Copy the entries exactly, through the "allowed: 0.002 eV/atom" line.

┌────────

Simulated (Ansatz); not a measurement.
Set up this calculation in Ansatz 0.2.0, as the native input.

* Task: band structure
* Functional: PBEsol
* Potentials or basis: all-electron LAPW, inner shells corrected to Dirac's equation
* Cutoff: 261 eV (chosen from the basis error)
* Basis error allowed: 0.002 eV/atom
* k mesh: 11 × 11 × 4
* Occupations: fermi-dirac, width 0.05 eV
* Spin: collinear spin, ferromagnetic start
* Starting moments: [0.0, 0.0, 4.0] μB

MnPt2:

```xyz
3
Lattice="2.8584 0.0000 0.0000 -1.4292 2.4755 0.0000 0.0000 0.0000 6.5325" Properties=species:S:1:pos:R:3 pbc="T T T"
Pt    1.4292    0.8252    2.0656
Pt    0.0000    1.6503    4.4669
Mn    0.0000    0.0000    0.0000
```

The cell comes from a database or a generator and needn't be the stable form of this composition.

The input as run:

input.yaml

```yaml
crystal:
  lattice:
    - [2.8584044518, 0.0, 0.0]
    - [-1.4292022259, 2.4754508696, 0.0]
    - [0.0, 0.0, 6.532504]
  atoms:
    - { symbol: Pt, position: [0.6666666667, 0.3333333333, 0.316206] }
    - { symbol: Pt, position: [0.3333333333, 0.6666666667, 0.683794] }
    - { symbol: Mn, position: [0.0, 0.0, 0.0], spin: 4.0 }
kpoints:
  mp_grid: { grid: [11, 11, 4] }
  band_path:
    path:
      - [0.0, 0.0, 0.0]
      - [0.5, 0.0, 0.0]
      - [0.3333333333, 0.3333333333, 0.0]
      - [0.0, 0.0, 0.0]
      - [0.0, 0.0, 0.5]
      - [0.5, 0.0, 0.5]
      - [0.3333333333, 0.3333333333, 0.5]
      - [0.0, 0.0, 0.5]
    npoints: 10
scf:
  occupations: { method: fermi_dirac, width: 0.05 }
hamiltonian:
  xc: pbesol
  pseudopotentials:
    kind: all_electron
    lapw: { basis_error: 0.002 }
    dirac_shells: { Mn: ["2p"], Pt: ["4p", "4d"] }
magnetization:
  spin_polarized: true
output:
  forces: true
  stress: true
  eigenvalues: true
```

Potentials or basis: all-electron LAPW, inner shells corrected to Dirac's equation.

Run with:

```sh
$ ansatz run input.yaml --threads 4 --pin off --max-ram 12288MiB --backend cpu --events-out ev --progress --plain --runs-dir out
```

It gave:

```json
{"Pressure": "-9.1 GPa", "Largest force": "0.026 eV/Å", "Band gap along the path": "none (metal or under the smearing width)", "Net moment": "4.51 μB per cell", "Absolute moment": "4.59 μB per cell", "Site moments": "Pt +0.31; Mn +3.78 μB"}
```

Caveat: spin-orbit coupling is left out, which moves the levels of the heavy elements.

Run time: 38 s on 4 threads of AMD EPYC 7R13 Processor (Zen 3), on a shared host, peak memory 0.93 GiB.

└────────

ANSWER SECTION:
Simulated (Ansatz); not a measurement.
Set up this calculation in Ansatz 0.2.0, as the native input.

* Task: band structure
* Functional: PBEsol
* Potentials or basis: all-electron LAPW, inner shells corrected to Dirac's equation
* Cutoff: 261 eV (chosen from the basis error)
* Basis error allowed: 0.002 eV/atom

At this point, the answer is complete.